### DATA FOR REVIEW
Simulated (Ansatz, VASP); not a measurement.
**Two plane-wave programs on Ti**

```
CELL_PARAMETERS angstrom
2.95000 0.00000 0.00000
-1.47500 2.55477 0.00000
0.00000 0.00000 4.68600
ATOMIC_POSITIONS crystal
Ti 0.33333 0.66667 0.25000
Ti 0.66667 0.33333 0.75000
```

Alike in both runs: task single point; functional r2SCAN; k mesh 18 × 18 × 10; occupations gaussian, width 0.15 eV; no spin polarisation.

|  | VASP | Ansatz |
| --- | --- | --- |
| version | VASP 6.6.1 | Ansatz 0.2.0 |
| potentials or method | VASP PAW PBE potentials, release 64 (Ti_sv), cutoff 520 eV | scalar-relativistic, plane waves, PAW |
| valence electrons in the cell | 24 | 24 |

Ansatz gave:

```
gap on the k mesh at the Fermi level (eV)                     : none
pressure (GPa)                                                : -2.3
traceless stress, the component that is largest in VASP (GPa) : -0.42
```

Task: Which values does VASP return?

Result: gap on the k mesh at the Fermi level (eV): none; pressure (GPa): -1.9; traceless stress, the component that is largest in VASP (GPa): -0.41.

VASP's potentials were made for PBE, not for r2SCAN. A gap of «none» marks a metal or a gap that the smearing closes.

### EXERCISE
The answer must hold exactly the lines of the entries above, from the first line through the line that contains "Task: Which values does VASP return?", and no others.

### RESPONSE
Simulated (Ansatz, VASP); not a measurement.
**Two plane-wave programs on Ti**

```
CELL_PARAMETERS angstrom
2.95000 0.00000 0.00000
-1.47500 2.55477 0.00000
0.00000 0.00000 4.68600
ATOMIC_POSITIONS crystal
Ti 0.33333 0.66667 0.25000
Ti 0.66667 0.33333 0.75000
```

Alike in both runs: task single point; functional r2SCAN; k mesh 18 × 18 × 10; occupations gaussian, width 0.15 eV; no spin polarisation.

|  | VASP | Ansatz |
| --- | --- | --- |
| version | VASP 6.6.1 | Ansatz 0.2.0 |
| potentials or method | VASP PAW PBE potentials, release 64 (Ti_sv), cutoff 520 eV | scalar-relativistic, plane waves, PAW |
| valence electrons in the cell | 24 | 24 |

Ansatz gave:

```
gap on the k mesh at the Fermi level (eV)                     : none
pressure (GPa)                                                : -2.3
traceless stress, the component that is largest in VASP (GPa) : -0.42
```

Task: Which values does VASP return?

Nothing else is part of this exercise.